Please make an exact transcription of all the data that follows.

*** Dataset records Section Begins ***
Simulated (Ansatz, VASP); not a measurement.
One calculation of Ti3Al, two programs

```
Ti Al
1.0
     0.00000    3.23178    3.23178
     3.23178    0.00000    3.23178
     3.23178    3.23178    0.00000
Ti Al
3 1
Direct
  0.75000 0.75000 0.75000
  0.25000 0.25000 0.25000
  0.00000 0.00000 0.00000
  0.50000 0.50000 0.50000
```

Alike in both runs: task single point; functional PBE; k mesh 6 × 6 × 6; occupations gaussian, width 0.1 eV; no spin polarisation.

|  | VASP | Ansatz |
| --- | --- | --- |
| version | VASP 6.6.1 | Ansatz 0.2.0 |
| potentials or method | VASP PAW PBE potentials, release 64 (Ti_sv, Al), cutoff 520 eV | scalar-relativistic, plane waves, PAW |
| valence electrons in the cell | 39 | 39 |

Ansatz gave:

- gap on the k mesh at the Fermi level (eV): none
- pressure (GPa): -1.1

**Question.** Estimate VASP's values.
*** Dataset records Section Ends ***

> _Answer section_:
Simulated (Ansatz, VASP); not a measurement.
One calculation of Ti3Al, two programs

```
Ti Al
1.0
     0.00000    3.23178    3.23178
     3.23178    0.00000    3.23178
     3.23178    3.23178    0.00000
Ti Al
3 1
Direct
  0.75000 0.75000 0.75000
  0.25000 0.25000 0.25000
  0.00000 0.00000 0.00000
  0.50000 0.50000 0.50000
```

Alike in both runs: task single point; functional PBE; k mesh 6 × 6 × 6; occupations gaussian, width 0.1 eV; no spin polarisation.

|  | VASP | Ansatz |
| --- | --- | --- |
| version | VASP 6.6.1 | Ansatz 0.2.0 |
| potentials or method | VASP PAW PBE potentials, release 64 (Ti_sv, Al), cutoff 520 eV | scalar-relativistic, plane waves, PAW |
| valence electrons in the cell | 39 | 39 |

Ansatz gave:

- gap on the k mesh at the Fermi level (eV): none
- pressure (GPa): -1.1

**Question.** Estimate VASP's values.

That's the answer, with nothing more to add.